Assigned task - Start with the first line of the records below. Output each line exactly, ending with the one that contains "The 6 runs differ".

______________________________

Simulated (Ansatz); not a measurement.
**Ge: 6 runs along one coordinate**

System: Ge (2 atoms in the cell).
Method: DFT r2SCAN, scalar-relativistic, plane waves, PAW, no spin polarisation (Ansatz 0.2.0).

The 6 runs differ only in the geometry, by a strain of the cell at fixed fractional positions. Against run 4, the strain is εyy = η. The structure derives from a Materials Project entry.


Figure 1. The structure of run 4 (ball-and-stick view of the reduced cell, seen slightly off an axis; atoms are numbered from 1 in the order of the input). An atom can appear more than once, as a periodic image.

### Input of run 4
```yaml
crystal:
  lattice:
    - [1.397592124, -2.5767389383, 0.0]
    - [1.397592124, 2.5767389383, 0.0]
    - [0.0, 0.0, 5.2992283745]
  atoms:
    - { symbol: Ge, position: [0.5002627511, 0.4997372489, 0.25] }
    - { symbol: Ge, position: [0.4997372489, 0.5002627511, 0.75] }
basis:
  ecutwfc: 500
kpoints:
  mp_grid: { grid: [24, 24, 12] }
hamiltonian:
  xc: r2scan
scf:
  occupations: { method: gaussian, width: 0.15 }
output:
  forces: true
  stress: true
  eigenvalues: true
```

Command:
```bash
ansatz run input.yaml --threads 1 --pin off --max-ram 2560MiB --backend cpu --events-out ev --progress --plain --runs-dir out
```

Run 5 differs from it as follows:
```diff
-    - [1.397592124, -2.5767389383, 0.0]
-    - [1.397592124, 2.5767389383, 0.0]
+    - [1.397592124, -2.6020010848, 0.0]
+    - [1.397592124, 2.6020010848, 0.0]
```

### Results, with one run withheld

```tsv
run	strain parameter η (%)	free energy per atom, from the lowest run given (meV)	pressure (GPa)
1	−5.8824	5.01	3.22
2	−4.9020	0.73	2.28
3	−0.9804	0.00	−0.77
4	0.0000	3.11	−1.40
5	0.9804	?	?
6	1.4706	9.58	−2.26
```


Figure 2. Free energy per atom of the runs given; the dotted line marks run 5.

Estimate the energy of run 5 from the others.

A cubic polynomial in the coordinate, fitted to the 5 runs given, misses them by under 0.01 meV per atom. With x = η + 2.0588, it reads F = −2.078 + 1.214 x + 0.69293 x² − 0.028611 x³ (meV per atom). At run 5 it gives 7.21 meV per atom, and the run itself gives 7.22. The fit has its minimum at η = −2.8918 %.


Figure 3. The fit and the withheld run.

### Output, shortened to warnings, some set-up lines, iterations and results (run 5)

______________________________

Task result -
Simulated (Ansatz); not a measurement.
**Ge: 6 runs along one coordinate**

System: Ge (2 atoms in the cell).
Method: DFT r2SCAN, scalar-relativistic, plane waves, PAW, no spin polarisation (Ansatz 0.2.0).

The 6 runs differ only in the geometry, by a strain of the cell at fixed fractional positions. Against run 4, the strain is εyy = η. The structure derives from a Materials Project entry.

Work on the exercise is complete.